▶ INFORMATION GIVEN:
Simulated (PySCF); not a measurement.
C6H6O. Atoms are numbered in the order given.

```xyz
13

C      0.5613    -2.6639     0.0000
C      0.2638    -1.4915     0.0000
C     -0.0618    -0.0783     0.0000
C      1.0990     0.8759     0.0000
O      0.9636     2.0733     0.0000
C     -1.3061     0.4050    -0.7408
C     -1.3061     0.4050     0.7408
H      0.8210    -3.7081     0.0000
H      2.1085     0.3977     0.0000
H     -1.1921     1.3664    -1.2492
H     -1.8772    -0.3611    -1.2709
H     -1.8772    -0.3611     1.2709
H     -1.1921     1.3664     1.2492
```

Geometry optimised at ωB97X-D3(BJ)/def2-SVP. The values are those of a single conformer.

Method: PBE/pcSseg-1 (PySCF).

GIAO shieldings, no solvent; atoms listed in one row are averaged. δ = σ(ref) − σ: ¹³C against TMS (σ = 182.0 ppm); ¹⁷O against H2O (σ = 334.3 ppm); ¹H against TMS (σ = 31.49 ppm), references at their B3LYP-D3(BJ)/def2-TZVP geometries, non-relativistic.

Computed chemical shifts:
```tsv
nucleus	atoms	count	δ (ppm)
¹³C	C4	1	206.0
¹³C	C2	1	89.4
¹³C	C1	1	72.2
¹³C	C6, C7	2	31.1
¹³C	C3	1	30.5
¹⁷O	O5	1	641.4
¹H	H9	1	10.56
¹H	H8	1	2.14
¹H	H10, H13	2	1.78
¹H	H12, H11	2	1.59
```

▶ TASK ITEM: Each line from the top of the data, up to and including the line that contains "Method: PBE/pcSseg-1 (PySCF).", should be set down exactly.

▶ WRITTEN REPLY:
Simulated (PySCF); not a measurement.
C6H6O. Atoms are numbered in the order given.

```xyz
13

C      0.5613    -2.6639     0.0000
C      0.2638    -1.4915     0.0000
C     -0.0618    -0.0783     0.0000
C      1.0990     0.8759     0.0000
O      0.9636     2.0733     0.0000
C     -1.3061     0.4050    -0.7408
C     -1.3061     0.4050     0.7408
H      0.8210    -3.7081     0.0000
H      2.1085     0.3977     0.0000
H     -1.1921     1.3664    -1.2492
H     -1.8772    -0.3611    -1.2709
H     -1.8772    -0.3611     1.2709
H     -1.1921     1.3664     1.2492
```

Geometry optimised at ωB97X-D3(BJ)/def2-SVP. The values are those of a single conformer.

Method: PBE/pcSseg-1 (PySCF).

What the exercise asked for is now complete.